Write out again, please, the records below from the first line to the line holding "The values span", inclusive, and nothing else.

--- Supplied information Enclosed Below ---

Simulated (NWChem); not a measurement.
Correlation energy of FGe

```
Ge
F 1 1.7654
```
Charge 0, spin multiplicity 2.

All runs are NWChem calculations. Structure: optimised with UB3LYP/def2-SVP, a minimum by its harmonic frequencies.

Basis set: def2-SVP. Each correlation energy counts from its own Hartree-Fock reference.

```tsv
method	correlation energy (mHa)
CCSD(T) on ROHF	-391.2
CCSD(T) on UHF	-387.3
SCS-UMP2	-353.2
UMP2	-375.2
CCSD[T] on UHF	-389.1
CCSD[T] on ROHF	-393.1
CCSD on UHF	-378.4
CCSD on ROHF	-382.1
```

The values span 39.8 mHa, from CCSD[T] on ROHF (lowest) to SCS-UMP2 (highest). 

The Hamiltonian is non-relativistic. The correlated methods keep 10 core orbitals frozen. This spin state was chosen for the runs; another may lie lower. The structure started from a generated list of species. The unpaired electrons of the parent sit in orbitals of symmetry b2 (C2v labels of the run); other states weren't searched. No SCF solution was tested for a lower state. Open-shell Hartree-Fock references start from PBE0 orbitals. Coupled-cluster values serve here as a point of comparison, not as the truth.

--- End of Enclosed Supplied information ---

## Answer box:
Simulated (NWChem); not a measurement.
Correlation energy of FGe

```
Ge
F 1 1.7654
```
Charge 0, spin multiplicity 2.

All runs are NWChem calculations. Structure: optimised with UB3LYP/def2-SVP, a minimum by its harmonic frequencies.

Basis set: def2-SVP. Each correlation energy counts from its own Hartree-Fock reference.

```tsv
method	correlation energy (mHa)
CCSD(T) on ROHF	-391.2
CCSD(T) on UHF	-387.3
SCS-UMP2	-353.2
UMP2	-375.2
CCSD[T] on UHF	-389.1
CCSD[T] on ROHF	-393.1
CCSD on UHF	-378.4
CCSD on ROHF	-382.1
```

The values span 39.8 mHa, from CCSD[T] on ROHF (lowest) to SCS-UMP2 (highest). 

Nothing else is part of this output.